* * * * *
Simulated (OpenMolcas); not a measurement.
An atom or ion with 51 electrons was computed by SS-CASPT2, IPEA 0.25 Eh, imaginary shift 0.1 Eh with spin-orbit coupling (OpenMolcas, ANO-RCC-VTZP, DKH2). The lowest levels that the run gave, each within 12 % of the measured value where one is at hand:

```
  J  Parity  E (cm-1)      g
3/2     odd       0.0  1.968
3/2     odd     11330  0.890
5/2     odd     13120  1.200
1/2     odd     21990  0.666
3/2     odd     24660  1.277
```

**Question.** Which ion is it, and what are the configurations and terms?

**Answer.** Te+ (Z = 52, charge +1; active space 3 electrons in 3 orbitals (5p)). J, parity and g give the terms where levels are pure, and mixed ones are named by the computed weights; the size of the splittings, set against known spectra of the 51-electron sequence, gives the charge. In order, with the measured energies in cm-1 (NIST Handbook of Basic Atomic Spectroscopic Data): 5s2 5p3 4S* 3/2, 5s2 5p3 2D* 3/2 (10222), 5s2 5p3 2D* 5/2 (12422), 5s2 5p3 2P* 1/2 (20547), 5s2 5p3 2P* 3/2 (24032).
* * * * *

▶ [Assignment] Print only the lines from the top of the data above down to the line holding "configurations and terms?", inclusive.

▶ [Exercise result]
Simulated (OpenMolcas); not a measurement.
An atom or ion with 51 electrons was computed by SS-CASPT2, IPEA 0.25 Eh, imaginary shift 0.1 Eh with spin-orbit coupling (OpenMolcas, ANO-RCC-VTZP, DKH2). The lowest levels that the run gave, each within 12 % of the measured value where one is at hand:

```
  J  Parity  E (cm-1)      g
3/2     odd       0.0  1.968
3/2     odd     11330  0.890
5/2     odd     13120  1.200
1/2     odd     21990  0.666
3/2     odd     24660  1.277
```

**Question.** Which ion is it, and what are the configurations and terms?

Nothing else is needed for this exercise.